From the line below that contains "Question: Work out the vertical ionisation" to the line that contains "Answer: E(charge 0", repeat every line exactly, both ends included, and nothing else.

▬▬▬▬▬▬▬▬▬▬

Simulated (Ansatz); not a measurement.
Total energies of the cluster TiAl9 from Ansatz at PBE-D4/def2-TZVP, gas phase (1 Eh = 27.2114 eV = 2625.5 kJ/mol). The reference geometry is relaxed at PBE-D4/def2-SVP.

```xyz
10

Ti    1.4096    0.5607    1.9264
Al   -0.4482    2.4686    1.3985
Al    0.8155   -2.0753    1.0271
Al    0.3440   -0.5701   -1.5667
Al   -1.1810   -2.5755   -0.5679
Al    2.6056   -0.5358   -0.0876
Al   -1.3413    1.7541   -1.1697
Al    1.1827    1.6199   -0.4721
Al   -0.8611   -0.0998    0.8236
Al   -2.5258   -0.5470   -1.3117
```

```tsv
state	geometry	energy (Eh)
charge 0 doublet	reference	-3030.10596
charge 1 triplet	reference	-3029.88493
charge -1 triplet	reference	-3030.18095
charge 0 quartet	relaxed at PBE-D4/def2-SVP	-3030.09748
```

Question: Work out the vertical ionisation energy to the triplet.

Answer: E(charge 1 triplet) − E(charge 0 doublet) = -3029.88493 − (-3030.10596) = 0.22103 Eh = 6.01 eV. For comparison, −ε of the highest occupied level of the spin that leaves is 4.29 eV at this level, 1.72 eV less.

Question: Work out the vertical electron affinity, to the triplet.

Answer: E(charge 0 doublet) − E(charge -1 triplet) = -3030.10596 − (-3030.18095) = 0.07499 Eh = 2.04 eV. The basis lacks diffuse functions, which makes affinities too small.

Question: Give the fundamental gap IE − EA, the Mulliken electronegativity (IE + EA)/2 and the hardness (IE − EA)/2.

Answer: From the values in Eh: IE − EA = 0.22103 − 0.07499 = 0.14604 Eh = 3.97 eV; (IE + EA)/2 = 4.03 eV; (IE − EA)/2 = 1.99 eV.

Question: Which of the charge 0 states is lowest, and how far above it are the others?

▬▬▬▬▬▬▬▬▬▬

- [PROBLEM SOLUTION]:
Question: Work out the vertical ionisation energy to the triplet.

Answer: E(charge 1 triplet) − E(charge 0 doublet) = -3029.88493 − (-3030.10596) = 0.22103 Eh = 6.01 eV. For comparison, −ε of the highest occupied level of the spin that leaves is 4.29 eV at this level, 1.72 eV less.

Question: Work out the vertical electron affinity, to the triplet.

Answer: E(charge 0 doublet) − E(charge -1 triplet) = -3030.10596 − (-3030.18095) = 0.07499 Eh = 2.04 eV. The basis lacks diffuse functions, which makes affinities too small.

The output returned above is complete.